**WORK REQUEST**. Copy the records that follow exactly, leaving nothing out.

══ GIVEN RECORDS

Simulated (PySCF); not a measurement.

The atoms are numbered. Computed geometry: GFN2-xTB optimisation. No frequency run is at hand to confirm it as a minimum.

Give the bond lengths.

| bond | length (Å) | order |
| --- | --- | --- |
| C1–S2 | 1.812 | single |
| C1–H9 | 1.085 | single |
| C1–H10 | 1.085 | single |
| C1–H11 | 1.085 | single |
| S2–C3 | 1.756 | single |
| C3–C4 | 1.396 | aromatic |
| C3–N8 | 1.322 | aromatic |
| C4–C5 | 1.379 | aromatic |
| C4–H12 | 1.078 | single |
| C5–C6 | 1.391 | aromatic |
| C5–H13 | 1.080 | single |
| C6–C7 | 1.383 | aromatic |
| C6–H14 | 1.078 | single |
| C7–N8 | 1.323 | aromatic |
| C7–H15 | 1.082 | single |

════

**SOLUTION**.
Simulated (PySCF); not a measurement.

The atoms are numbered. Computed geometry: GFN2-xTB optimisation. No frequency run is at hand to confirm it as a minimum.

Give the bond lengths.

| bond | length (Å) | order |
| --- | --- | --- |
| C1–S2 | 1.812 | single |
| C1–H9 | 1.085 | single |
| C1–H10 | 1.085 | single |
| C1–H11 | 1.085 | single |
| S2–C3 | 1.756 | single |
| C3–C4 | 1.396 | aromatic |
| C3–N8 | 1.322 | aromatic |
| C4–C5 | 1.379 | aromatic |
| C4–H12 | 1.078 | single |
| C5–C6 | 1.391 | aromatic |
| C5–H13 | 1.080 | single |
| C6–C7 | 1.383 | aromatic |
| C6–H14 | 1.078 | single |
| C7–N8 | 1.323 | aromatic |
| C7–H15 | 1.082 | single |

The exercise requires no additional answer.